____________________

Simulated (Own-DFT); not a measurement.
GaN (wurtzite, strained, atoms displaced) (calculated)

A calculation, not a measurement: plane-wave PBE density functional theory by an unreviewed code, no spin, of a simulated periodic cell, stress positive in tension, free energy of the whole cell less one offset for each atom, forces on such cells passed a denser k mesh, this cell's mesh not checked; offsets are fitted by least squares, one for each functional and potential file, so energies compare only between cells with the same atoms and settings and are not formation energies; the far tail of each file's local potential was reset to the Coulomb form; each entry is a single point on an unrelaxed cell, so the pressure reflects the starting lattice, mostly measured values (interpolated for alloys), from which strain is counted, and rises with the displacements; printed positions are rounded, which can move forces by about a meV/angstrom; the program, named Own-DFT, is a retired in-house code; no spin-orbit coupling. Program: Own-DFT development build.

____________________

- **EXERCISE**: Repeat the material exactly, please, so that each line matches its source.

- **PROBLEM SOLUTION**:
Simulated (Own-DFT); not a measurement.
GaN (wurtzite, strained, atoms displaced) (calculated)

A calculation, not a measurement: plane-wave PBE density functional theory by an unreviewed code, no spin, of a simulated periodic cell, stress positive in tension, free energy of the whole cell less one offset for each atom, forces on such cells passed a denser k mesh, this cell's mesh not checked; offsets are fitted by least squares, one for each functional and potential file, so energies compare only between cells with the same atoms and settings and are not formation energies; the far tail of each file's local potential was reset to the Coulomb form; each entry is a single point on an unrelaxed cell, so the pressure reflects the starting lattice, mostly measured values (interpolated for alloys), from which strain is counted, and rises with the displacements; printed positions are rounded, which can move forces by about a meV/angstrom; the program, named Own-DFT, is a retired in-house code; no spin-orbit coupling. Program: Own-DFT development build.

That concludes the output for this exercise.